============
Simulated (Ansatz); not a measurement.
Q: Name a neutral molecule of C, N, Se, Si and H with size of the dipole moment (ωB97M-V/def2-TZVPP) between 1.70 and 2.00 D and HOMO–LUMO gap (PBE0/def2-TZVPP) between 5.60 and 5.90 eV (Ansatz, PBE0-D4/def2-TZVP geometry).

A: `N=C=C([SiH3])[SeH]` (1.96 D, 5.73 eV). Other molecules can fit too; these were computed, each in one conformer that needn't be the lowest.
============

### Work task
Lines from the top of the entries through the line with "Q: Name a neutral" are to be transcribed exactly, and nothing more.

### Response area
Simulated (Ansatz); not a measurement.
Q: Name a neutral molecule of C, N, Se, Si and H with size of the dipole moment (ωB97M-V/def2-TZVPP) between 1.70 and 2.00 D and HOMO–LUMO gap (PBE0/def2-TZVPP) between 5.60 and 5.90 eV (Ansatz, PBE0-D4/def2-TZVP geometry).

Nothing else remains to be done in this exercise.